Action item —
Would you print each of the entries below precisely as given?

Data extract —
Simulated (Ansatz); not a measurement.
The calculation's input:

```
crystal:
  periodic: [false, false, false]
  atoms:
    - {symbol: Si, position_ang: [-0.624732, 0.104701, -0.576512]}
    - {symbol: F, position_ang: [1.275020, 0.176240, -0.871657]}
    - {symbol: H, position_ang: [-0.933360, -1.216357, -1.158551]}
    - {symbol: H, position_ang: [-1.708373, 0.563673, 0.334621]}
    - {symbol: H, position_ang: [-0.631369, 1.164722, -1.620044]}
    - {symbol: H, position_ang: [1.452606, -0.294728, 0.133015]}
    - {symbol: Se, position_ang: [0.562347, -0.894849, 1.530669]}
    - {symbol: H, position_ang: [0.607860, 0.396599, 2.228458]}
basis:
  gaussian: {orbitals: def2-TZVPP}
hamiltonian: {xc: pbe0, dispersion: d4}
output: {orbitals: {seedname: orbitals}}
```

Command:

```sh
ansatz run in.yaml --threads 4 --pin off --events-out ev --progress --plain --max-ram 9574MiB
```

Task answer —
Simulated (Ansatz); not a measurement.
The calculation's input:

```
crystal:
  periodic: [false, false, false]
  atoms:
    - {symbol: Si, position_ang: [-0.624732, 0.104701, -0.576512]}
    - {symbol: F, position_ang: [1.275020, 0.176240, -0.871657]}
    - {symbol: H, position_ang: [-0.933360, -1.216357, -1.158551]}
    - {symbol: H, position_ang: [-1.708373, 0.563673, 0.334621]}
    - {symbol: H, position_ang: [-0.631369, 1.164722, -1.620044]}
    - {symbol: H, position_ang: [1.452606, -0.294728, 0.133015]}
    - {symbol: Se, position_ang: [0.562347, -0.894849, 1.530669]}
    - {symbol: H, position_ang: [0.607860, 0.396599, 2.228458]}
basis:
  gaussian: {orbitals: def2-TZVPP}
hamiltonian: {xc: pbe0, dispersion: d4}
output: {orbitals: {seedname: orbitals}}
```

Command:

```sh
ansatz run in.yaml --threads 4 --pin off --events-out ev --progress --plain --max-ram 9574MiB
```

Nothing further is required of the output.